> [WORK ITEM]
Word for word, repeat all of the entries.

> [LISTED ENTRIES]
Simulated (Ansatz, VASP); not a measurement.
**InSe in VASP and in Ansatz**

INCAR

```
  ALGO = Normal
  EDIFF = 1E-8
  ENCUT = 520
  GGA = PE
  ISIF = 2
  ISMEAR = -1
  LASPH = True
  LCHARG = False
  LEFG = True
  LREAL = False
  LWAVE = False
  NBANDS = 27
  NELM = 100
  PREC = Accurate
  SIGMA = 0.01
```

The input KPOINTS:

> [SOLUTION]
Simulated (Ansatz, VASP); not a measurement.
**InSe in VASP and in Ansatz**

INCAR

```
  ALGO = Normal
  EDIFF = 1E-8
  ENCUT = 520
  GGA = PE
  ISIF = 2
  ISMEAR = -1
  LASPH = True
  LCHARG = False
  LEFG = True
  LREAL = False
  LWAVE = False
  NBANDS = 27
  NELM = 100
  PREC = Accurate
  SIGMA = 0.01
```

The input KPOINTS:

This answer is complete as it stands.